● ● ●

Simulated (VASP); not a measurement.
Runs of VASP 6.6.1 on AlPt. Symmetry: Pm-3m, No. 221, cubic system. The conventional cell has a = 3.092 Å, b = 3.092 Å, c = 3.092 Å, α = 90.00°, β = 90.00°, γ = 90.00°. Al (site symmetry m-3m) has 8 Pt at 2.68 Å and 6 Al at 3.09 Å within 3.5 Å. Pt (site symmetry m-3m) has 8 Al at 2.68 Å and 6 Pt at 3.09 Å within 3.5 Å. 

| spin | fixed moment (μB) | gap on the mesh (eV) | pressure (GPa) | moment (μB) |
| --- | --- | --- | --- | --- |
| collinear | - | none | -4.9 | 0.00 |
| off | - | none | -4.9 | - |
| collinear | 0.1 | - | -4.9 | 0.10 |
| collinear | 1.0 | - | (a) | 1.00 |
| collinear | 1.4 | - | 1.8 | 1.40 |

● ● ●

Work item: Go through the entries and restate each one exactly.

Your response:
Simulated (VASP); not a measurement.
Runs of VASP 6.6.1 on AlPt. Symmetry: Pm-3m, No. 221, cubic system. The conventional cell has a = 3.092 Å, b = 3.092 Å, c = 3.092 Å, α = 90.00°, β = 90.00°, γ = 90.00°. Al (site symmetry m-3m) has 8 Pt at 2.68 Å and 6 Al at 3.09 Å within 3.5 Å. Pt (site symmetry m-3m) has 8 Al at 2.68 Å and 6 Pt at 3.09 Å within 3.5 Å. 

| spin | fixed moment (μB) | gap on the mesh (eV) | pressure (GPa) | moment (μB) |
| --- | --- | --- | --- | --- |
| collinear | - | none | -4.9 | 0.00 |
| off | - | none | -4.9 | - |
| collinear | 0.1 | - | -4.9 | 0.10 |
| collinear | 1.0 | - | (a) | 1.00 |
| collinear | 1.4 | - | 1.8 | 1.40 |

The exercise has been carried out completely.